[INFORMATION SUPPLIED Boundary: Start]

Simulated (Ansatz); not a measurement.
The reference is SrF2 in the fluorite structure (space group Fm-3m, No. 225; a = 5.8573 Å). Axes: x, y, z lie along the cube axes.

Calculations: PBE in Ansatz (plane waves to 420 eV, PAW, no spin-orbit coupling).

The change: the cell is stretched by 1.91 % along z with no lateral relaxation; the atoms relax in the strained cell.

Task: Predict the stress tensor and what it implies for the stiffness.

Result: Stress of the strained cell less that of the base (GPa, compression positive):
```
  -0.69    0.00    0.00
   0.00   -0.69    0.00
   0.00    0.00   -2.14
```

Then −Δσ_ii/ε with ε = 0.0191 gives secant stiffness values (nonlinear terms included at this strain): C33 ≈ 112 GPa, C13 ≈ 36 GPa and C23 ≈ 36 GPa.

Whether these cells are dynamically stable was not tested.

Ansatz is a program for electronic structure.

[INFORMATION SUPPLIED Boundary: End]

Beginning at the opening line of the data, transcribe each line exactly until you reach the line with "Task: Predict the", which you also include, and go no further.

- [RESPONSE BOX]
Simulated (Ansatz); not a measurement.
The reference is SrF2 in the fluorite structure (space group Fm-3m, No. 225; a = 5.8573 Å). Axes: x, y, z lie along the cube axes.

Calculations: PBE in Ansatz (plane waves to 420 eV, PAW, no spin-orbit coupling).

The change: the cell is stretched by 1.91 % along z with no lateral relaxation; the atoms relax in the strained cell.

Task: Predict the stress tensor and what it implies for the stiffness.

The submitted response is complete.